Extracted data.
○ ○ ○

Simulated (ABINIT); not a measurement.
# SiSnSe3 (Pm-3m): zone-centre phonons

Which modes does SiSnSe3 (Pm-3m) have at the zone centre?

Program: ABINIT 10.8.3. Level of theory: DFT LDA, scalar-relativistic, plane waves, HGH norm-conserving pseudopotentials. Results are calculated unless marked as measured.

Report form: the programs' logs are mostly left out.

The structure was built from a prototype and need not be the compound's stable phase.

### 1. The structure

○ ○ ○

In full and without alteration, repeat the records.

Simulated (ABINIT); not a measurement.
# SiSnSe3 (Pm-3m): zone-centre phonons

Which modes does SiSnSe3 (Pm-3m) have at the zone centre?

Program: ABINIT 10.8.3. Level of theory: DFT LDA, scalar-relativistic, plane waves, HGH norm-conserving pseudopotentials. Results are calculated unless marked as measured.

Report form: the programs' logs are mostly left out.

The structure was built from a prototype and need not be the compound's stable phase.

### 1. The structure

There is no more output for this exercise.